————

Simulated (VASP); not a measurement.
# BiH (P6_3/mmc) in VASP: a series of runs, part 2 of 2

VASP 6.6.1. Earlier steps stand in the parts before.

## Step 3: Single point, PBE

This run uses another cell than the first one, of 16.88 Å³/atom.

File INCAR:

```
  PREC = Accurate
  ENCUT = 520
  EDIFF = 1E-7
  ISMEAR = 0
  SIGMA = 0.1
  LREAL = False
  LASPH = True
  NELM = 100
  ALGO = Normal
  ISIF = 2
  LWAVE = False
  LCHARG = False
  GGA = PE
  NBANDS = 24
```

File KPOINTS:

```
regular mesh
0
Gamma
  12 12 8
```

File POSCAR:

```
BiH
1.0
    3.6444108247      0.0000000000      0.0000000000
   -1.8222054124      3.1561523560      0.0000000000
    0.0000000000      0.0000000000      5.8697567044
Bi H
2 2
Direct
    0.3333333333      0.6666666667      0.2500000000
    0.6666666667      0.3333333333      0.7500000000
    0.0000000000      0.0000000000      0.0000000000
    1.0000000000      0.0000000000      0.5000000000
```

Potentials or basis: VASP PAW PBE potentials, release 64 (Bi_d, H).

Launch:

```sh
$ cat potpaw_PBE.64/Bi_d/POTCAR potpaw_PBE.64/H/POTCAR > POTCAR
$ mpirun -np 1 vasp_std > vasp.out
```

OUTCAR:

————

■ ASSIGNED TASK
Set down the entire listing once more, keeping every line exactly as it reads.

■ EXPECTED ANSWER
Simulated (VASP); not a measurement.
# BiH (P6_3/mmc) in VASP: a series of runs, part 2 of 2

VASP 6.6.1. Earlier steps stand in the parts before.

## Step 3: Single point, PBE

This run uses another cell than the first one, of 16.88 Å³/atom.

File INCAR:

```
  PREC = Accurate
  ENCUT = 520
  EDIFF = 1E-7
  ISMEAR = 0
  SIGMA = 0.1
  LREAL = False
  LASPH = True
  NELM = 100
  ALGO = Normal
  ISIF = 2
  LWAVE = False
  LCHARG = False
  GGA = PE
  NBANDS = 24
```

File KPOINTS:

```
regular mesh
0
Gamma
  12 12 8
```

File POSCAR:

```
BiH
1.0
    3.6444108247      0.0000000000      0.0000000000
   -1.8222054124      3.1561523560      0.0000000000
    0.0000000000      0.0000000000      5.8697567044
Bi H
2 2
Direct
    0.3333333333      0.6666666667      0.2500000000
    0.6666666667      0.3333333333      0.7500000000
    0.0000000000      0.0000000000      0.0000000000
    1.0000000000      0.0000000000      0.5000000000
```

Potentials or basis: VASP PAW PBE potentials, release 64 (Bi_d, H).

Launch:

```sh
$ cat potpaw_PBE.64/Bi_d/POTCAR potpaw_PBE.64/H/POTCAR > POTCAR
$ mpirun -np 1 vasp_std > vasp.out
```

OUTCAR:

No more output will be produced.